______________________________

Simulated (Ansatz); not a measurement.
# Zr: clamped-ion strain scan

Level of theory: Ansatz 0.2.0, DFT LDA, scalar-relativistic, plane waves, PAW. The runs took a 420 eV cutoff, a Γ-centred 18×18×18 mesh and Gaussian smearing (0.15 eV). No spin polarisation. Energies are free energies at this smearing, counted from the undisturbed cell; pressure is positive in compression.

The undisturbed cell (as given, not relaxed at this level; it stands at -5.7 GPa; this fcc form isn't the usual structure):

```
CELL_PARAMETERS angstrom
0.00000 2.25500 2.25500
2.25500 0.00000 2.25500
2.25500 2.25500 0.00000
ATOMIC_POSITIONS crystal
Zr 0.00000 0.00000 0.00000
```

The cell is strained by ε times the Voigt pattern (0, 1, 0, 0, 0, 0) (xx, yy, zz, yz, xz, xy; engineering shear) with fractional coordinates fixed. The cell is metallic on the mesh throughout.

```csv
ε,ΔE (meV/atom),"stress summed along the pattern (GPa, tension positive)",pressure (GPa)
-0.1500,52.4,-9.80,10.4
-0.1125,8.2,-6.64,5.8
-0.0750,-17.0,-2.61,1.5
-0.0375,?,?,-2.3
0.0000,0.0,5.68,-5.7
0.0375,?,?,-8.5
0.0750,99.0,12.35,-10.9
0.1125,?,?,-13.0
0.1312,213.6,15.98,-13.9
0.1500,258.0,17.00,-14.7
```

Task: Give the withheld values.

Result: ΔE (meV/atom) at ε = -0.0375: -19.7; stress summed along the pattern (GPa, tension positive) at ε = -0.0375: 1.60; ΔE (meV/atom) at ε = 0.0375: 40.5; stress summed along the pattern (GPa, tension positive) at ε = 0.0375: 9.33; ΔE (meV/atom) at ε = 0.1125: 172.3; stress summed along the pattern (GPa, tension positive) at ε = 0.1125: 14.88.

______________________________

WORK TASK
Above are the entries. Quote exactly the lines from the one bearing "The cell is strained" through the one bearing "Task: Give the withheld values.".

WRITTEN RESPONSE
The cell is strained by ε times the Voigt pattern (0, 1, 0, 0, 0, 0) (xx, yy, zz, yz, xz, xy; engineering shear) with fractional coordinates fixed. The cell is metallic on the mesh throughout.

```csv
ε,ΔE (meV/atom),"stress summed along the pattern (GPa, tension positive)",pressure (GPa)
-0.1500,52.4,-9.80,10.4
-0.1125,8.2,-6.64,5.8
-0.0750,-17.0,-2.61,1.5
-0.0375,?,?,-2.3
0.0000,0.0,5.68,-5.7
0.0375,?,?,-8.5
0.0750,99.0,12.35,-10.9
0.1125,?,?,-13.0
0.1312,213.6,15.98,-13.9
0.1500,258.0,17.00,-14.7
```

Task: Give the withheld values.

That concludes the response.